**Given data:**
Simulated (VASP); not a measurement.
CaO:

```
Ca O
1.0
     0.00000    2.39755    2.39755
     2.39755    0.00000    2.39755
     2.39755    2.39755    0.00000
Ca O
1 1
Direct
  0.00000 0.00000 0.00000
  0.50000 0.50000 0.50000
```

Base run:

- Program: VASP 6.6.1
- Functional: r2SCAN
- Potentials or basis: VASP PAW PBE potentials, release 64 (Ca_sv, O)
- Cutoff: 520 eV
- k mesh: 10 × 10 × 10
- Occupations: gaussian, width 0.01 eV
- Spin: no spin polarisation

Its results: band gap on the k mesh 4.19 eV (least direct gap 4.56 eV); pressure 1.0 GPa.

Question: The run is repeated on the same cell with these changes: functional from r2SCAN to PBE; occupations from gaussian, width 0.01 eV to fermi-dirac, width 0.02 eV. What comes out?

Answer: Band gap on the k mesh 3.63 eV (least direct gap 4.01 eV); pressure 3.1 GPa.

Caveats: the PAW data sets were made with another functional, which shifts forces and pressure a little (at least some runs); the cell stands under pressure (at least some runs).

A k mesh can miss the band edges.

**Task item:**
Please copy only these lines, exactly: the first line of the records through the line containing "Caveats: the PAW", ends included.

**Written response:**
Simulated (VASP); not a measurement.
CaO:

```
Ca O
1.0
     0.00000    2.39755    2.39755
     2.39755    0.00000    2.39755
     2.39755    2.39755    0.00000
Ca O
1 1
Direct
  0.00000 0.00000 0.00000
  0.50000 0.50000 0.50000
```

Base run:

- Program: VASP 6.6.1
- Functional: r2SCAN
- Potentials or basis: VASP PAW PBE potentials, release 64 (Ca_sv, O)
- Cutoff: 520 eV
- k mesh: 10 × 10 × 10
- Occupations: gaussian, width 0.01 eV
- Spin: no spin polarisation

Its results: band gap on the k mesh 4.19 eV (least direct gap 4.56 eV); pressure 1.0 GPa.

Question: The run is repeated on the same cell with these changes: functional from r2SCAN to PBE; occupations from gaussian, width 0.01 eV to fermi-dirac, width 0.02 eV. What comes out?

Answer: Band gap on the k mesh 3.63 eV (least direct gap 4.01 eV); pressure 3.1 GPa.

Caveats: the PAW data sets were made with another functional, which shifts forces and pressure a little (at least some runs); the cell stands under pressure (at least some runs).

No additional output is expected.